For the records below, print the lines from the line with "The system is Sb." through the line with "Pressure 4.7 GPa." exactly as written; include both end lines and exclude the rest.

== AVAILABLE DATA ==
================

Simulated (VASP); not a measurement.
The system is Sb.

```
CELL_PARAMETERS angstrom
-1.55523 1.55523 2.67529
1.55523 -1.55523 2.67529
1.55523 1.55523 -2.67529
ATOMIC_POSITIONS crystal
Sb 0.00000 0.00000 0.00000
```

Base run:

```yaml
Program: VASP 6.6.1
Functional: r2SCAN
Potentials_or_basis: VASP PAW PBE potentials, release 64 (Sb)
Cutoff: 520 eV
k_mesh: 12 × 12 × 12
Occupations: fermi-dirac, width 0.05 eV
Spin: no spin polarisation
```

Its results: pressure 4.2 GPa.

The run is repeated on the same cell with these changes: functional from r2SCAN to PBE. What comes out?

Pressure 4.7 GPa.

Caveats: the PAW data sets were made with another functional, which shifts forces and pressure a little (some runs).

================

== WORKED SOLUTION ==
The system is Sb.

```
CELL_PARAMETERS angstrom
-1.55523 1.55523 2.67529
1.55523 -1.55523 2.67529
1.55523 1.55523 -2.67529
ATOMIC_POSITIONS crystal
Sb 0.00000 0.00000 0.00000
```

Base run:

```yaml
Program: VASP 6.6.1
Functional: r2SCAN
Potentials_or_basis: VASP PAW PBE potentials, release 64 (Sb)
Cutoff: 520 eV
k_mesh: 12 × 12 × 12
Occupations: fermi-dirac, width 0.05 eV
Spin: no spin polarisation
```

Its results: pressure 4.2 GPa.

The run is repeated on the same cell with these changes: functional from r2SCAN to PBE. What comes out?

Pressure 4.7 GPa.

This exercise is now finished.